» Work item: Write every record out again exactly as given.

-- Information follows --

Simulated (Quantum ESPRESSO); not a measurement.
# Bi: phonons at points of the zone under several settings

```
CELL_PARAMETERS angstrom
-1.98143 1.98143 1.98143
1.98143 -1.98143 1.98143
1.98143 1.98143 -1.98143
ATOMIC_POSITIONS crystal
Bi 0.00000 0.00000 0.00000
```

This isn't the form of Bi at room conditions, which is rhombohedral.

-- Information concluded --

» Result:
Simulated (Quantum ESPRESSO); not a measurement.
# Bi: phonons at points of the zone under several settings

```
CELL_PARAMETERS angstrom
-1.98143 1.98143 1.98143
1.98143 -1.98143 1.98143
1.98143 1.98143 -1.98143
ATOMIC_POSITIONS crystal
Bi 0.00000 0.00000 0.00000
```

This isn't the form of Bi at room conditions, which is rhombohedral.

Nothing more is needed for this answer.